*** Opening SUPPLIED INFORMATION ***

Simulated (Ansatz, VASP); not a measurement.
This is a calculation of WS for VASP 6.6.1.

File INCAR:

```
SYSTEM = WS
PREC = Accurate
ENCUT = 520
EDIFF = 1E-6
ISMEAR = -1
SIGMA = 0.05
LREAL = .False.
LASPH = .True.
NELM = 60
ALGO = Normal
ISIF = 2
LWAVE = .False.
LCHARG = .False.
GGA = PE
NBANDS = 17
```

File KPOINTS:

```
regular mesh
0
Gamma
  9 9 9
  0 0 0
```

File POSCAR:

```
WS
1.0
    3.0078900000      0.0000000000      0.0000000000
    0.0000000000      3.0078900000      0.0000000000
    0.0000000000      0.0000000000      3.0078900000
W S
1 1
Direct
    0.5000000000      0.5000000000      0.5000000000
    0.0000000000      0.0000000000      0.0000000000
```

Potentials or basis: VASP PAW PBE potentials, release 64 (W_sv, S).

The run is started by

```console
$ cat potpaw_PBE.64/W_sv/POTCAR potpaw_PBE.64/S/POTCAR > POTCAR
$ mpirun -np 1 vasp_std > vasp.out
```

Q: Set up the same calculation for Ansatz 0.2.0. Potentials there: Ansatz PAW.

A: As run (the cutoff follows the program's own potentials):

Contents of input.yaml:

*** Closing SUPPLIED INFORMATION ***

_WORK INSTRUCTION_
For each record above, give it again without a single change.

_RESPONSE_
Simulated (Ansatz, VASP); not a measurement.
This is a calculation of WS for VASP 6.6.1.

File INCAR:

```
SYSTEM = WS
PREC = Accurate
ENCUT = 520
EDIFF = 1E-6
ISMEAR = -1
SIGMA = 0.05
LREAL = .False.
LASPH = .True.
NELM = 60
ALGO = Normal
ISIF = 2
LWAVE = .False.
LCHARG = .False.
GGA = PE
NBANDS = 17
```

File KPOINTS:

```
regular mesh
0
Gamma
  9 9 9
  0 0 0
```

File POSCAR:

```
WS
1.0
    3.0078900000      0.0000000000      0.0000000000
    0.0000000000      3.0078900000      0.0000000000
    0.0000000000      0.0000000000      3.0078900000
W S
1 1
Direct
    0.5000000000      0.5000000000      0.5000000000
    0.0000000000      0.0000000000      0.0000000000
```

Potentials or basis: VASP PAW PBE potentials, release 64 (W_sv, S).

The run is started by

```console
$ cat potpaw_PBE.64/W_sv/POTCAR potpaw_PBE.64/S/POTCAR > POTCAR
$ mpirun -np 1 vasp_std > vasp.out
```

Q: Set up the same calculation for Ansatz 0.2.0. Potentials there: Ansatz PAW.

A: As run (the cutoff follows the program's own potentials):

Contents of input.yaml:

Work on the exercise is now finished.